[[ Data under study, beginning ]]
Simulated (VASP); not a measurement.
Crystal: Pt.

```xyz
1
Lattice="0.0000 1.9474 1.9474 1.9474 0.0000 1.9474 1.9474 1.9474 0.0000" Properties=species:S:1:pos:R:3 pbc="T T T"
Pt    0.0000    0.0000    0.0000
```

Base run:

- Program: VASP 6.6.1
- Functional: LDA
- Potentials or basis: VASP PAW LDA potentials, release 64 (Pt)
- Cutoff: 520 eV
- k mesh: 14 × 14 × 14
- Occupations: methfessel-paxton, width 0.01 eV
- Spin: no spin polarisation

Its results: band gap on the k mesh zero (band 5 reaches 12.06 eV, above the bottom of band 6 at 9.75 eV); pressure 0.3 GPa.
[[ Data under study, end ]]

■ **Work order**: Transcribe the records above exactly, keeping every line.

■ **Exercise response**:
Simulated (VASP); not a measurement.
Crystal: Pt.

```xyz
1
Lattice="0.0000 1.9474 1.9474 1.9474 0.0000 1.9474 1.9474 1.9474 0.0000" Properties=species:S:1:pos:R:3 pbc="T T T"
Pt    0.0000    0.0000    0.0000
```

Base run:

- Program: VASP 6.6.1
- Functional: LDA
- Potentials or basis: VASP PAW LDA potentials, release 64 (Pt)
- Cutoff: 520 eV
- k mesh: 14 × 14 × 14
- Occupations: methfessel-paxton, width 0.01 eV
- Spin: no spin polarisation

Its results: band gap on the k mesh zero (band 5 reaches 12.06 eV, above the bottom of band 6 at 9.75 eV); pressure 0.3 GPa.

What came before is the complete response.